Work instruction:
Exactly as written, copy the lines that run from the start of the data below to the line containing "(1) Fill in", both ends included.

*****

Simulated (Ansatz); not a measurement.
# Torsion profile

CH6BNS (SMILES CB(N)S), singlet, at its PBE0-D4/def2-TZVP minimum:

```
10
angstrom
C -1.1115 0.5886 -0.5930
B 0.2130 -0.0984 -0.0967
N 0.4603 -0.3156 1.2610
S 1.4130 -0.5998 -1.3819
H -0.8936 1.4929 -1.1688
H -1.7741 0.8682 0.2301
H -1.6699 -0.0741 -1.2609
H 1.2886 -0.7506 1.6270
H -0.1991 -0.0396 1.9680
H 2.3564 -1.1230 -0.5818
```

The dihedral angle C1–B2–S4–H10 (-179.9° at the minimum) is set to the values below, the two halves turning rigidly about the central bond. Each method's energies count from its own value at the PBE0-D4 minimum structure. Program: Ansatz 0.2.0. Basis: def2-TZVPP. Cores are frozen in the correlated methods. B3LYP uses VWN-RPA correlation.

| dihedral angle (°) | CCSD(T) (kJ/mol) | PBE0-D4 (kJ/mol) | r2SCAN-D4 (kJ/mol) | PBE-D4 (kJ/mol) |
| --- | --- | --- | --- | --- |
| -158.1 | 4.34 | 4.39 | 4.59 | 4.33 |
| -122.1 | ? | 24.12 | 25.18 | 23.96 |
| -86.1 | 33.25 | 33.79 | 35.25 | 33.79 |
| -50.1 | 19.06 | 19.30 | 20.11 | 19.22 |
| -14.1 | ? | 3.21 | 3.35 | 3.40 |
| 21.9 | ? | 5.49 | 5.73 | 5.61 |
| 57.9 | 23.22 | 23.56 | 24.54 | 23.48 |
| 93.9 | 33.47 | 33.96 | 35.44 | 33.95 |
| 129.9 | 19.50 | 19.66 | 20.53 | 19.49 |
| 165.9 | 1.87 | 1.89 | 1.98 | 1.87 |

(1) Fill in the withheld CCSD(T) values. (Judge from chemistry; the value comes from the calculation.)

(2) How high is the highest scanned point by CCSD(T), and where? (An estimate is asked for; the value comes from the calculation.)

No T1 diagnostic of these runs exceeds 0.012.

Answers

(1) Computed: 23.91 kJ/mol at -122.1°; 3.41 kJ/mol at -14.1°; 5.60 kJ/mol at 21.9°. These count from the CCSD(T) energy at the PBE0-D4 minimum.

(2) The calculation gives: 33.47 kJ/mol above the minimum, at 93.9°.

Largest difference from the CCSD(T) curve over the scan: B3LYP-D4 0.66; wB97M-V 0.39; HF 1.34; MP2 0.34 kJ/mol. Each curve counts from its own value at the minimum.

*****

Written reply:
Simulated (Ansatz); not a measurement.
# Torsion profile

CH6BNS (SMILES CB(N)S), singlet, at its PBE0-D4/def2-TZVP minimum:

```
10
angstrom
C -1.1115 0.5886 -0.5930
B 0.2130 -0.0984 -0.0967
N 0.4603 -0.3156 1.2610
S 1.4130 -0.5998 -1.3819
H -0.8936 1.4929 -1.1688
H -1.7741 0.8682 0.2301
H -1.6699 -0.0741 -1.2609
H 1.2886 -0.7506 1.6270
H -0.1991 -0.0396 1.9680
H 2.3564 -1.1230 -0.5818
```

The dihedral angle C1–B2–S4–H10 (-179.9° at the minimum) is set to the values below, the two halves turning rigidly about the central bond. Each method's energies count from its own value at the PBE0-D4 minimum structure. Program: Ansatz 0.2.0. Basis: def2-TZVPP. Cores are frozen in the correlated methods. B3LYP uses VWN-RPA correlation.

| dihedral angle (°) | CCSD(T) (kJ/mol) | PBE0-D4 (kJ/mol) | r2SCAN-D4 (kJ/mol) | PBE-D4 (kJ/mol) |
| --- | --- | --- | --- | --- |
| -158.1 | 4.34 | 4.39 | 4.59 | 4.33 |
| -122.1 | ? | 24.12 | 25.18 | 23.96 |
| -86.1 | 33.25 | 33.79 | 35.25 | 33.79 |
| -50.1 | 19.06 | 19.30 | 20.11 | 19.22 |
| -14.1 | ? | 3.21 | 3.35 | 3.40 |
| 21.9 | ? | 5.49 | 5.73 | 5.61 |
| 57.9 | 23.22 | 23.56 | 24.54 | 23.48 |
| 93.9 | 33.47 | 33.96 | 35.44 | 33.95 |
| 129.9 | 19.50 | 19.66 | 20.53 | 19.49 |
| 165.9 | 1.87 | 1.89 | 1.98 | 1.87 |

(1) Fill in the withheld CCSD(T) values. (Judge from chemistry; the value comes from the calculation.)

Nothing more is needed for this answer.